**ACTIVITY:** Set down word for word each line from the start of the listing through the line that contains "Caveats: the run", both included.

::::

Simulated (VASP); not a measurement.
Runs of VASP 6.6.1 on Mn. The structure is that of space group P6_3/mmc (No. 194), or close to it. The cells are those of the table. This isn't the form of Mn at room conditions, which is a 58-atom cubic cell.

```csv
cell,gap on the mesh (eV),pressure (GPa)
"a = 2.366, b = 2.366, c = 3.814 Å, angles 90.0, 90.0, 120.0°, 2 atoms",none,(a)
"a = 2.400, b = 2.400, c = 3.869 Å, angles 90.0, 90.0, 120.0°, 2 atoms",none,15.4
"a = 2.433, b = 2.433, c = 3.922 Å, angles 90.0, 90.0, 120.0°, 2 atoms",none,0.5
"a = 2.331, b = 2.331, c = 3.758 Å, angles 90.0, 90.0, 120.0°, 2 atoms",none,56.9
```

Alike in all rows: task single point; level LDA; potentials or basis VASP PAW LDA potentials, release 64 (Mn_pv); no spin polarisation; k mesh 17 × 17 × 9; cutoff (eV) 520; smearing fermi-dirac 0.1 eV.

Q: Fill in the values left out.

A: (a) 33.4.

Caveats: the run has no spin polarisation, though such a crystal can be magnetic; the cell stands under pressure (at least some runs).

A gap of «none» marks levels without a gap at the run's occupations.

::::

**WRITTEN ANSWER:**
Simulated (VASP); not a measurement.
Runs of VASP 6.6.1 on Mn. The structure is that of space group P6_3/mmc (No. 194), or close to it. The cells are those of the table. This isn't the form of Mn at room conditions, which is a 58-atom cubic cell.

```csv
cell,gap on the mesh (eV),pressure (GPa)
"a = 2.366, b = 2.366, c = 3.814 Å, angles 90.0, 90.0, 120.0°, 2 atoms",none,(a)
"a = 2.400, b = 2.400, c = 3.869 Å, angles 90.0, 90.0, 120.0°, 2 atoms",none,15.4
"a = 2.433, b = 2.433, c = 3.922 Å, angles 90.0, 90.0, 120.0°, 2 atoms",none,0.5
"a = 2.331, b = 2.331, c = 3.758 Å, angles 90.0, 90.0, 120.0°, 2 atoms",none,56.9
```

Alike in all rows: task single point; level LDA; potentials or basis VASP PAW LDA potentials, release 64 (Mn_pv); no spin polarisation; k mesh 17 × 17 × 9; cutoff (eV) 520; smearing fermi-dirac 0.1 eV.

Q: Fill in the values left out.

A: (a) 33.4.

Caveats: the run has no spin polarisation, though such a crystal can be magnetic; the cell stands under pressure (at least some runs).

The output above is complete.